■ Assignment: Take the data from its first line. Print each line exactly until the line containing "Charge 0, spin multiplicity 1." has been printed too.

(Supplied entries begins)

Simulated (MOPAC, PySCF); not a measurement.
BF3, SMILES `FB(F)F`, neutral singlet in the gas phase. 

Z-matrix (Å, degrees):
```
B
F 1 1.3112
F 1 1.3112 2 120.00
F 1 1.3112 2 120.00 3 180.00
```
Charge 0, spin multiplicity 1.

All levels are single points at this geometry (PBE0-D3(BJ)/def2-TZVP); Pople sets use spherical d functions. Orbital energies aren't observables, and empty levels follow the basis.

(Supplied entries ends)

■ Expected answer:
Simulated (MOPAC, PySCF); not a measurement.
BF3, SMILES `FB(F)F`, neutral singlet in the gas phase. 

Z-matrix (Å, degrees):
```
B
F 1 1.3112
F 1 1.3112 2 120.00
F 1 1.3112 2 120.00 3 180.00
```
Charge 0, spin multiplicity 1.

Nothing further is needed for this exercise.